● **WORK INSTRUCTION**: From the data below, please reproduce exactly everything from the line that contains "### 2 PBEsol/def2-mTZVP" down to the line that contains "Set apart from", with both ends included.

● **INFORMATION SUPPLIED**:
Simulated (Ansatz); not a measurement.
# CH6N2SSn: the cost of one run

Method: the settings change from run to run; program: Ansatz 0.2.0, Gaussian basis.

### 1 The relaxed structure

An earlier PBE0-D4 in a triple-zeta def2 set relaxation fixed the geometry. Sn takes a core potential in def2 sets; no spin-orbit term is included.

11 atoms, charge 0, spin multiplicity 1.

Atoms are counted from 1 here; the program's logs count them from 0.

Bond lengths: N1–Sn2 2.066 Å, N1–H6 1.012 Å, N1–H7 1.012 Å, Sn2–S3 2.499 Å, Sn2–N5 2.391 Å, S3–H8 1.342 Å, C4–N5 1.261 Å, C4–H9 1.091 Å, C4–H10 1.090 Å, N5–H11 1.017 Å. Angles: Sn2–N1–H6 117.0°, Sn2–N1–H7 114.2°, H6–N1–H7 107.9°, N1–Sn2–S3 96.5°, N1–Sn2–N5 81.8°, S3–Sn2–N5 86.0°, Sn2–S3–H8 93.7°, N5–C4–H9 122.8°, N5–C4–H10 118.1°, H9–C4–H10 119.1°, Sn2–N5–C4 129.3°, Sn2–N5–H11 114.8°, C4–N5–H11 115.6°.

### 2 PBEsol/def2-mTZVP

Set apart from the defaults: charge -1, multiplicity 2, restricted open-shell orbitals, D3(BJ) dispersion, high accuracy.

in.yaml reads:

● **ANSWER SPACE**:
### 2 PBEsol/def2-mTZVP

Set apart from the defaults: charge -1, multiplicity 2, restricted open-shell orbitals, D3(BJ) dispersion, high accuracy.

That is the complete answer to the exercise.